§ Activity: Line by line, copy the material that follows without leaving anything out.

Segment Start: Excerpted data

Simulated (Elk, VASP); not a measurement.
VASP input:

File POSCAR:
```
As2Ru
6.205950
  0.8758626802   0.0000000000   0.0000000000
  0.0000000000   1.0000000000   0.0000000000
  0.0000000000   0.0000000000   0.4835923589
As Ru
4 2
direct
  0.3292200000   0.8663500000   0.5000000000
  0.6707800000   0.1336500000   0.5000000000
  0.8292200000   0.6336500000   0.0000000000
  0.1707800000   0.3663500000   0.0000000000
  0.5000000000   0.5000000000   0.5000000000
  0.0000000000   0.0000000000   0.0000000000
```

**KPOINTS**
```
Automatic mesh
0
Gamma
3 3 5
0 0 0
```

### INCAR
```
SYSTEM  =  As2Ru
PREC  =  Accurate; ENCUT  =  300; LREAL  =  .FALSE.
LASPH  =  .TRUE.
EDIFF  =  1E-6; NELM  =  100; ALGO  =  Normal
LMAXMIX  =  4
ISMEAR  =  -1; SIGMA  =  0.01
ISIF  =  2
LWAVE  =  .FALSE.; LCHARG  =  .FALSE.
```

Segment End: Excerpted data

§ Worked solution:
Simulated (Elk, VASP); not a measurement.
VASP input:

File POSCAR:
```
As2Ru
6.205950
  0.8758626802   0.0000000000   0.0000000000
  0.0000000000   1.0000000000   0.0000000000
  0.0000000000   0.0000000000   0.4835923589
As Ru
4 2
direct
  0.3292200000   0.8663500000   0.5000000000
  0.6707800000   0.1336500000   0.5000000000
  0.8292200000   0.6336500000   0.0000000000
  0.1707800000   0.3663500000   0.0000000000
  0.5000000000   0.5000000000   0.5000000000
  0.0000000000   0.0000000000   0.0000000000
```

**KPOINTS**
```
Automatic mesh
0
Gamma
3 3 5
0 0 0
```

### INCAR
```
SYSTEM  =  As2Ru
PREC  =  Accurate; ENCUT  =  300; LREAL  =  .FALSE.
LASPH  =  .TRUE.
EDIFF  =  1E-6; NELM  =  100; ALGO  =  Normal
LMAXMIX  =  4
ISMEAR  =  -1; SIGMA  =  0.01
ISIF  =  2
LWAVE  =  .FALSE.; LCHARG  =  .FALSE.
```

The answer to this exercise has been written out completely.